Repeat all of the data precisely.

__Given records__:
· · · · · · ·
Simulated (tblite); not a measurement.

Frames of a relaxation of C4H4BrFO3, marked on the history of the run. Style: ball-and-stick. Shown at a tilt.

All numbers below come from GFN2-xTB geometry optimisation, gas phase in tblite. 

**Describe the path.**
· · · · · · ·

__Response__:
Simulated (tblite); not a measurement.

Frames of a relaxation of C4H4BrFO3, marked on the history of the run. Style: ball-and-stick. Shown at a tilt.

All numbers below come from GFN2-xTB geometry optimisation, gas phase in tblite. 

**Describe the path.**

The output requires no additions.